Assigned task =
Look in the material below for the line holding "A GIAO shielding". Set it down exactly, with each later line up to and including the line holding "Hardware: 1 thread".

Source material =
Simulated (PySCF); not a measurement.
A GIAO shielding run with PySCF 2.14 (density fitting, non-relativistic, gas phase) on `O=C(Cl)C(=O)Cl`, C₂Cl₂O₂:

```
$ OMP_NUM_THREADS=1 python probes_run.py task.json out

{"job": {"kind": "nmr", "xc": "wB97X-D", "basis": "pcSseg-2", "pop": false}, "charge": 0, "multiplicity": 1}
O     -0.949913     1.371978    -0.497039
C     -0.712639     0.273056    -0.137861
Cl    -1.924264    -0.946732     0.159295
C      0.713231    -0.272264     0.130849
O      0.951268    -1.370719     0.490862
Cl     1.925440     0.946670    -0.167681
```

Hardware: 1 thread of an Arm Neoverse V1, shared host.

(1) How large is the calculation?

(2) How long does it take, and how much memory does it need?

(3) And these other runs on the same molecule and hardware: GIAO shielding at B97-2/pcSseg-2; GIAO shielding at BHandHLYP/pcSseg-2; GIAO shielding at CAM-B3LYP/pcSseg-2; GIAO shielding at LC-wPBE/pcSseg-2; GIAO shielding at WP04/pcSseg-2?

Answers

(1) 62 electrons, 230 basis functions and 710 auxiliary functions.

Problem solution =
A GIAO shielding run with PySCF 2.14 (density fitting, non-relativistic, gas phase) on `O=C(Cl)C(=O)Cl`, C₂Cl₂O₂:

```
$ OMP_NUM_THREADS=1 python probes_run.py task.json out

{"job": {"kind": "nmr", "xc": "wB97X-D", "basis": "pcSseg-2", "pop": false}, "charge": 0, "multiplicity": 1}
O     -0.949913     1.371978    -0.497039
C     -0.712639     0.273056    -0.137861
Cl    -1.924264    -0.946732     0.159295
C      0.713231    -0.272264     0.130849
O      0.951268    -1.370719     0.490862
Cl     1.925440     0.946670    -0.167681
```

Hardware: 1 thread of an Arm Neoverse V1, shared host.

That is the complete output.